■ WORK ORDER:
Please repeat the records below exactly, from the first line through the line containing "A: 1.7 GPa.", and nothing more.

■ DATA SHOWN:
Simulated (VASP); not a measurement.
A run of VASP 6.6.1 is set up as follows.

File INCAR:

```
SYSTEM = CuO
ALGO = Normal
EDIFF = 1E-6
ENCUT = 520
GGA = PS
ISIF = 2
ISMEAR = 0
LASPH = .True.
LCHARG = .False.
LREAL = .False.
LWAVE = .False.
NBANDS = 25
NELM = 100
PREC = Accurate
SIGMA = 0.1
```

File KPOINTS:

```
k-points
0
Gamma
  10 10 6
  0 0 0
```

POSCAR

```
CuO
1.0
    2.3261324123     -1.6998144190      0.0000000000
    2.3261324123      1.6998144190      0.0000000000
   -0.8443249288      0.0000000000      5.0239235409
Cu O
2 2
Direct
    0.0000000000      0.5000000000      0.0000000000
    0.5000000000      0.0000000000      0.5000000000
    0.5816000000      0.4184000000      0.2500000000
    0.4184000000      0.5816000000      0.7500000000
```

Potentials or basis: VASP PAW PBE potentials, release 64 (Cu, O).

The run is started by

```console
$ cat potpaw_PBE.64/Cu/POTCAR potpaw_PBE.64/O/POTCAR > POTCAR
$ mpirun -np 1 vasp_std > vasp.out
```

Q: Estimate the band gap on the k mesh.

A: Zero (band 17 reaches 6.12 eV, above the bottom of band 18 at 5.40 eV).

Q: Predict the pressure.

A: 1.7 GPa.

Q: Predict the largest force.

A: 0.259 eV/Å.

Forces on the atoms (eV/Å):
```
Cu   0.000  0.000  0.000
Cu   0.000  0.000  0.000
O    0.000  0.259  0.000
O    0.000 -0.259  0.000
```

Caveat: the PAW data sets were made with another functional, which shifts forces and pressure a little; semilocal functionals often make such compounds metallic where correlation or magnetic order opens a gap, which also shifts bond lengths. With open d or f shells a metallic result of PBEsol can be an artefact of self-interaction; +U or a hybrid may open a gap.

■ REPLY:
Simulated (VASP); not a measurement.
A run of VASP 6.6.1 is set up as follows.

File INCAR:

```
SYSTEM = CuO
ALGO = Normal
EDIFF = 1E-6
ENCUT = 520
GGA = PS
ISIF = 2
ISMEAR = 0
LASPH = .True.
LCHARG = .False.
LREAL = .False.
LWAVE = .False.
NBANDS = 25
NELM = 100
PREC = Accurate
SIGMA = 0.1
```

File KPOINTS:

```
k-points
0
Gamma
  10 10 6
  0 0 0
```

POSCAR

```
CuO
1.0
    2.3261324123     -1.6998144190      0.0000000000
    2.3261324123      1.6998144190      0.0000000000
   -0.8443249288      0.0000000000      5.0239235409
Cu O
2 2
Direct
    0.0000000000      0.5000000000      0.0000000000
    0.5000000000      0.0000000000      0.5000000000
    0.5816000000      0.4184000000      0.2500000000
    0.4184000000      0.5816000000      0.7500000000
```

Potentials or basis: VASP PAW PBE potentials, release 64 (Cu, O).

The run is started by

```console
$ cat potpaw_PBE.64/Cu/POTCAR potpaw_PBE.64/O/POTCAR > POTCAR
$ mpirun -np 1 vasp_std > vasp.out
```

Q: Estimate the band gap on the k mesh.

A: Zero (band 17 reaches 6.12 eV, above the bottom of band 18 at 5.40 eV).

Q: Predict the pressure.

A: 1.7 GPa.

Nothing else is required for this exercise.